Work item.
Every entry below is to be copied exactly, with nothing omitted.

Input data.
_ _ _ _ _
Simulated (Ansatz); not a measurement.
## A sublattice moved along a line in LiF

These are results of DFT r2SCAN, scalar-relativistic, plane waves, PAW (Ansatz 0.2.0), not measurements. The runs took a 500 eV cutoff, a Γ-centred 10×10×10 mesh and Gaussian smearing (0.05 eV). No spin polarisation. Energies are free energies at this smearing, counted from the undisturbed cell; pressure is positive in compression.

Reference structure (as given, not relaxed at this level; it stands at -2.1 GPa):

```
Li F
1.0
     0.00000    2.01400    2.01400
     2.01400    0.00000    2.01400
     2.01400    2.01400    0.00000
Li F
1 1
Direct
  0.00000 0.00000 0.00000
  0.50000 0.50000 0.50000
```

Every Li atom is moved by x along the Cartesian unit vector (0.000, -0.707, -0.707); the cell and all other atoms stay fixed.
_ _ _ _ _

Exercise answer.
Simulated (Ansatz); not a measurement.
## A sublattice moved along a line in LiF

These are results of DFT r2SCAN, scalar-relativistic, plane waves, PAW (Ansatz 0.2.0), not measurements. The runs took a 500 eV cutoff, a Γ-centred 10×10×10 mesh and Gaussian smearing (0.05 eV). No spin polarisation. Energies are free energies at this smearing, counted from the undisturbed cell; pressure is positive in compression.

Reference structure (as given, not relaxed at this level; it stands at -2.1 GPa):

```
Li F
1.0
     0.00000    2.01400    2.01400
     2.01400    0.00000    2.01400
     2.01400    2.01400    0.00000
Li F
1 1
Direct
  0.00000 0.00000 0.00000
  0.50000 0.50000 0.50000
```

Every Li atom is moved by x along the Cartesian unit vector (0.000, -0.707, -0.707); the cell and all other atoms stay fixed.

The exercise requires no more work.